» Data under study
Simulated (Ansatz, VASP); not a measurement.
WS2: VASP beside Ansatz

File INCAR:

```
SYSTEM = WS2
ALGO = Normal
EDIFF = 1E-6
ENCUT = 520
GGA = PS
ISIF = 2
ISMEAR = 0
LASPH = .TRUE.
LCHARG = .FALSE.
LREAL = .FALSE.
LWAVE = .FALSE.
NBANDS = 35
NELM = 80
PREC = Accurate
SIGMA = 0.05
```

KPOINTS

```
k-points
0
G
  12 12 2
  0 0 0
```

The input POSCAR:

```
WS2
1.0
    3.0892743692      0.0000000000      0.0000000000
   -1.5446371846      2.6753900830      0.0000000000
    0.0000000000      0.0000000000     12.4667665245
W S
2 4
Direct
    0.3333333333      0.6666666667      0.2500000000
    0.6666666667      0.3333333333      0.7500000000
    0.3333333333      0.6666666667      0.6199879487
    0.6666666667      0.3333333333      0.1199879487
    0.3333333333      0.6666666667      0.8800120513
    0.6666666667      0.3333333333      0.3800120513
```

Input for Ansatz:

» Work order
Repeat all of the records, letter for letter.

» Response area
Simulated (Ansatz, VASP); not a measurement.
WS2: VASP beside Ansatz

File INCAR:

```
SYSTEM = WS2
ALGO = Normal
EDIFF = 1E-6
ENCUT = 520
GGA = PS
ISIF = 2
ISMEAR = 0
LASPH = .TRUE.
LCHARG = .FALSE.
LREAL = .FALSE.
LWAVE = .FALSE.
NBANDS = 35
NELM = 80
PREC = Accurate
SIGMA = 0.05
```

KPOINTS

```
k-points
0
G
  12 12 2
  0 0 0
```

The input POSCAR:

```
WS2
1.0
    3.0892743692      0.0000000000      0.0000000000
   -1.5446371846      2.6753900830      0.0000000000
    0.0000000000      0.0000000000     12.4667665245
W S
2 4
Direct
    0.3333333333      0.6666666667      0.2500000000
    0.6666666667      0.3333333333      0.7500000000
    0.3333333333      0.6666666667      0.6199879487
    0.6666666667      0.3333333333      0.1199879487
    0.3333333333      0.6666666667      0.8800120513
    0.6666666667      0.3333333333      0.3800120513
```

Input for Ansatz:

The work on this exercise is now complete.